Action item –
Your task is to extract every line from the material below exactly.

Data for analysis –
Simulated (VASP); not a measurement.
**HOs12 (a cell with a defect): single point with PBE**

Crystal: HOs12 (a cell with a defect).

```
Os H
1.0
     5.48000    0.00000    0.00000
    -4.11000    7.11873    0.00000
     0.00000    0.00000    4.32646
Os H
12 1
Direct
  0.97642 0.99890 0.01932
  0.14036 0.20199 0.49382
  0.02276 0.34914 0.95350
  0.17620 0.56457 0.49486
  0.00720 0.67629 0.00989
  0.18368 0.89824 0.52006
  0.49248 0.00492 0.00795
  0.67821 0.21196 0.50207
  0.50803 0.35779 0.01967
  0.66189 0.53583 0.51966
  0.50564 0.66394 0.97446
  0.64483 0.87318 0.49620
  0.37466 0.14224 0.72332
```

Worked solution –
Simulated (VASP); not a measurement.
**HOs12 (a cell with a defect): single point with PBE**

Crystal: HOs12 (a cell with a defect).

```
Os H
1.0
     5.48000    0.00000    0.00000
    -4.11000    7.11873    0.00000
     0.00000    0.00000    4.32646
Os H
12 1
Direct
  0.97642 0.99890 0.01932
  0.14036 0.20199 0.49382
  0.02276 0.34914 0.95350
  0.17620 0.56457 0.49486
  0.00720 0.67629 0.00989
  0.18368 0.89824 0.52006
  0.49248 0.00492 0.00795
  0.67821 0.21196 0.50207
  0.50803 0.35779 0.01967
  0.66189 0.53583 0.51966
  0.50564 0.66394 0.97446
  0.64483 0.87318 0.49620
  0.37466 0.14224 0.72332
```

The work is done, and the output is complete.